→ Activity:
Every word of the listing must be returned. Retype it exactly.

********

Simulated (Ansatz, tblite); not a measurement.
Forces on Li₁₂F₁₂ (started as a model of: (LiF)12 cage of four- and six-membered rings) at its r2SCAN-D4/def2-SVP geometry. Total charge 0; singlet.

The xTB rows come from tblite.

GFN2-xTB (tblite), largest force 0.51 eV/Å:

********

→ Written answer:
Simulated (Ansatz, tblite); not a measurement.
Forces on Li₁₂F₁₂ (started as a model of: (LiF)12 cage of four- and six-membered rings) at its r2SCAN-D4/def2-SVP geometry. Total charge 0; singlet.

The xTB rows come from tblite.

GFN2-xTB (tblite), largest force 0.51 eV/Å:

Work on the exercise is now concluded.